Find the line holding "The cell holds" in the entries below. Give it again exactly, along with every line after it up to and including the line holding "1.413 eV/Å |".

----------

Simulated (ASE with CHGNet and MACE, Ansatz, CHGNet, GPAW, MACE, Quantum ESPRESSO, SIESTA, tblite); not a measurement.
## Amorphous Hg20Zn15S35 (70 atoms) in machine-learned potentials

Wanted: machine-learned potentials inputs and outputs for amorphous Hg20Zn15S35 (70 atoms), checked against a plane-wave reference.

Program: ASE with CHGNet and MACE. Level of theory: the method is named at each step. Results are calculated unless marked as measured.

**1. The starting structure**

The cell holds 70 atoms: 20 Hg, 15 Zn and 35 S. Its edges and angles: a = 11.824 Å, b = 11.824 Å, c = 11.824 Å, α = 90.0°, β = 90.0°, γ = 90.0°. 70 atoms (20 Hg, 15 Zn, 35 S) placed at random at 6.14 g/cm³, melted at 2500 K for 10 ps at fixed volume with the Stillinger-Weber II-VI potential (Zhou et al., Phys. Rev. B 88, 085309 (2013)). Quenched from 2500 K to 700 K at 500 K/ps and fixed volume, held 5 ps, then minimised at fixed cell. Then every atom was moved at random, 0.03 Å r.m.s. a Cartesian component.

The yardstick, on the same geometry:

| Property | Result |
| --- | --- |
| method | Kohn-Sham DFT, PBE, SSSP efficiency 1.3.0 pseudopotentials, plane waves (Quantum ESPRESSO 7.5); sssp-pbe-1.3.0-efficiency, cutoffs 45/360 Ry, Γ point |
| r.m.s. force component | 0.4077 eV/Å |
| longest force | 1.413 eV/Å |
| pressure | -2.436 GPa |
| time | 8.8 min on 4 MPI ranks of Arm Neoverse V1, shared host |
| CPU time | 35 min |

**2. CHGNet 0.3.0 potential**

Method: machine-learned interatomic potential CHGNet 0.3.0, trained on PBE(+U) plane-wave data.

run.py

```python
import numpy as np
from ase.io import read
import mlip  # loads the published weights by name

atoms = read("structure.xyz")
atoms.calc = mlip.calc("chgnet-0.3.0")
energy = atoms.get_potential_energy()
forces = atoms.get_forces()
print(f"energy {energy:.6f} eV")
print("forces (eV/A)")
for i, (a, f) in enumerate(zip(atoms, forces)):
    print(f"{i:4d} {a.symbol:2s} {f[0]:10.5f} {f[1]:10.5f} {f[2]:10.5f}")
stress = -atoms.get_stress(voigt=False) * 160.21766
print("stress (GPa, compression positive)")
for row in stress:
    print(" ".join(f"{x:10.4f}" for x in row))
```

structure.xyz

----------

→ Result
The cell holds 70 atoms: 20 Hg, 15 Zn and 35 S. Its edges and angles: a = 11.824 Å, b = 11.824 Å, c = 11.824 Å, α = 90.0°, β = 90.0°, γ = 90.0°. 70 atoms (20 Hg, 15 Zn, 35 S) placed at random at 6.14 g/cm³, melted at 2500 K for 10 ps at fixed volume with the Stillinger-Weber II-VI potential (Zhou et al., Phys. Rev. B 88, 085309 (2013)). Quenched from 2500 K to 700 K at 500 K/ps and fixed volume, held 5 ps, then minimised at fixed cell. Then every atom was moved at random, 0.03 Å r.m.s. a Cartesian component.

The yardstick, on the same geometry:

| Property | Result |
| --- | --- |
| method | Kohn-Sham DFT, PBE, SSSP efficiency 1.3.0 pseudopotentials, plane waves (Quantum ESPRESSO 7.5); sssp-pbe-1.3.0-efficiency, cutoffs 45/360 Ry, Γ point |
| r.m.s. force component | 0.4077 eV/Å |
| longest force | 1.413 eV/Å |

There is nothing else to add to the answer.